> Supplied entries
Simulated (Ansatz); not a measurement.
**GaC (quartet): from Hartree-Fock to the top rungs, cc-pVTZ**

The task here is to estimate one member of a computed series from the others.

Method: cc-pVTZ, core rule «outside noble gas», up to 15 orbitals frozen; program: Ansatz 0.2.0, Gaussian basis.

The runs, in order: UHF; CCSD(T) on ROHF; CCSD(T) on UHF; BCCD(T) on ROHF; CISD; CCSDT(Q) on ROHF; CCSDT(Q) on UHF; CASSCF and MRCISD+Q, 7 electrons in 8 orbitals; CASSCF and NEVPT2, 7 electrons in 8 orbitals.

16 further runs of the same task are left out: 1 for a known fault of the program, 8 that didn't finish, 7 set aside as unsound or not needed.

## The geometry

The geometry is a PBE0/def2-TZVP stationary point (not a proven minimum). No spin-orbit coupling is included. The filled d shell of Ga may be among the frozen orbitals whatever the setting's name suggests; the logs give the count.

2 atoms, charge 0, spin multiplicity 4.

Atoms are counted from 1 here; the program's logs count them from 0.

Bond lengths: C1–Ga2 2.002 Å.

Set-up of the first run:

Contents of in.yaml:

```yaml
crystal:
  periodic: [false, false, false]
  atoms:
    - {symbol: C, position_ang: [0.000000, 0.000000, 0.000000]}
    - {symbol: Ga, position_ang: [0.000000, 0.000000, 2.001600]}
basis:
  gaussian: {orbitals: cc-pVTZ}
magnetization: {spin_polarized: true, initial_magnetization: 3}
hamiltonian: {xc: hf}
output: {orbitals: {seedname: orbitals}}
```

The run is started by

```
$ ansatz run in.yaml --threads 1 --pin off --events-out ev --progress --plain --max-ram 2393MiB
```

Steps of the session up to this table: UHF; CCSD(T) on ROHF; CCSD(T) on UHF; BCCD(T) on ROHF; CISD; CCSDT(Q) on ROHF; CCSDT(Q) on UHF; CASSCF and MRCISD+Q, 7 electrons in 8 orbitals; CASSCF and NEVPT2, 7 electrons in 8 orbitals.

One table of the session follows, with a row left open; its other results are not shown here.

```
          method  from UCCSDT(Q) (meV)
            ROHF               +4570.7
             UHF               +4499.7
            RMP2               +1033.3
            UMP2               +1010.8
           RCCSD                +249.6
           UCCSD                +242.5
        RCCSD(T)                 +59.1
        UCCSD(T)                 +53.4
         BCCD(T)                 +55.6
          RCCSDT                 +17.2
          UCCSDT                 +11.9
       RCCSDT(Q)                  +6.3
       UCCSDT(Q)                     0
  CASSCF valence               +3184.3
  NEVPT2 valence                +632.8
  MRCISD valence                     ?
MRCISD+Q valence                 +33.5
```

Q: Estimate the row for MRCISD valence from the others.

> Work request
Only the lines above starting at the line that holds "Method: cc-pVTZ, core" and ending at the line that holds "The runs, in" are to be repeated, exactly and in full.

> Written solution
Method: cc-pVTZ, core rule «outside noble gas», up to 15 orbitals frozen; program: Ansatz 0.2.0, Gaussian basis.

The runs, in order: UHF; CCSD(T) on ROHF; CCSD(T) on UHF; BCCD(T) on ROHF; CISD; CCSDT(Q) on ROHF; CCSDT(Q) on UHF; CASSCF and MRCISD+Q, 7 electrons in 8 orbitals; CASSCF and NEVPT2, 7 electrons in 8 orbitals.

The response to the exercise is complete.